RAW DATA.
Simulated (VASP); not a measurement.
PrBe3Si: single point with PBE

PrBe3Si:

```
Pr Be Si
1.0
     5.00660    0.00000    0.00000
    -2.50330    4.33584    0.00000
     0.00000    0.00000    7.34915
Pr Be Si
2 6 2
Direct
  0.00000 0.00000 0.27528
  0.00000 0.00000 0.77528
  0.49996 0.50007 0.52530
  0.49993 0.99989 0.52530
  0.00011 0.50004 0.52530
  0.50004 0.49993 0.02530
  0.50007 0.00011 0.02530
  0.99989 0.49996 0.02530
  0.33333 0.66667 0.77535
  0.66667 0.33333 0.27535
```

ASSIGNED TASK. A complete and exact reproduction of the data is needed.

ANSWER AREA.
Simulated (VASP); not a measurement.
PrBe3Si: single point with PBE

PrBe3Si:

```
Pr Be Si
1.0
     5.00660    0.00000    0.00000
    -2.50330    4.33584    0.00000
     0.00000    0.00000    7.34915
Pr Be Si
2 6 2
Direct
  0.00000 0.00000 0.27528
  0.00000 0.00000 0.77528
  0.49996 0.50007 0.52530
  0.49993 0.99989 0.52530
  0.00011 0.50004 0.52530
  0.50004 0.49993 0.02530
  0.50007 0.00011 0.02530
  0.99989 0.49996 0.02530
  0.33333 0.66667 0.77535
  0.66667 0.33333 0.27535
```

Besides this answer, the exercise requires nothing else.